- Work task -
Please give back each line of the listing, unchanged in every word.

======

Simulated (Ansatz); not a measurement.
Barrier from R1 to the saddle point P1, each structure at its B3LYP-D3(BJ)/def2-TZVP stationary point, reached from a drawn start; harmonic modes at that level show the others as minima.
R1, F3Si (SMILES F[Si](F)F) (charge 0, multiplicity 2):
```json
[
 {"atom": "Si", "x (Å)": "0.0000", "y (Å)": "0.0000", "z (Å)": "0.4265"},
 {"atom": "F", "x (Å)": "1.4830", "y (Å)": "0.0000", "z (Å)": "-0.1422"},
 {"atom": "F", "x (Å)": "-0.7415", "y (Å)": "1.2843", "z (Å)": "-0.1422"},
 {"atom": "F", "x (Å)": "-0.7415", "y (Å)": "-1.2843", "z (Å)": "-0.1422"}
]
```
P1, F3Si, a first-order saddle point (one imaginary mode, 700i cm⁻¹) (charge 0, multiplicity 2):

======

- Response box -
Simulated (Ansatz); not a measurement.
Barrier from R1 to the saddle point P1, each structure at its B3LYP-D3(BJ)/def2-TZVP stationary point, reached from a drawn start; harmonic modes at that level show the others as minima.
R1, F3Si (SMILES F[Si](F)F) (charge 0, multiplicity 2):
```json
[
 {"atom": "Si", "x (Å)": "0.0000", "y (Å)": "0.0000", "z (Å)": "0.4265"},
 {"atom": "F", "x (Å)": "1.4830", "y (Å)": "0.0000", "z (Å)": "-0.1422"},
 {"atom": "F", "x (Å)": "-0.7415", "y (Å)": "1.2843", "z (Å)": "-0.1422"},
 {"atom": "F", "x (Å)": "-0.7415", "y (Å)": "-1.2843", "z (Å)": "-0.1422"}
]
```
P1, F3Si, a first-order saddle point (one imaginary mode, 700i cm⁻¹) (charge 0, multiplicity 2):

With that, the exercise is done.